▶ **Task item**: The stretch from the line with "Which molecule is it?" through the line with "B. The others" in the records below: write it out exactly, and nothing else.

***
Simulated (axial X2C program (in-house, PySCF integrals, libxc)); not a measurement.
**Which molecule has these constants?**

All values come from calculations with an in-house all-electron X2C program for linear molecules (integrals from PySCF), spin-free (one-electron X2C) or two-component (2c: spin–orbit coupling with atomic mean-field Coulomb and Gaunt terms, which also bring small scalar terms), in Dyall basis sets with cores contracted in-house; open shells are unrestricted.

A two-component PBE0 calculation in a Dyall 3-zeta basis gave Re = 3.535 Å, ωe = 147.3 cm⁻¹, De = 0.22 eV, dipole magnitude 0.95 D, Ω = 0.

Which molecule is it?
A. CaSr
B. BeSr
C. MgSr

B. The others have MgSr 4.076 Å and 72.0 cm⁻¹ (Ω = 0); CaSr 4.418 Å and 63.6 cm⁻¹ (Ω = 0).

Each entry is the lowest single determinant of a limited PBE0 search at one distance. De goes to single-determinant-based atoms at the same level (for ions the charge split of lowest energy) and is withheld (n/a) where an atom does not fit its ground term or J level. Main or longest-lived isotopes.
***

▶ **Response area**:
Which molecule is it?
A. CaSr
B. BeSr
C. MgSr

B. The others have MgSr 4.076 Å and 72.0 cm⁻¹ (Ω = 0); CaSr 4.418 Å and 63.6 cm⁻¹ (Ω = 0).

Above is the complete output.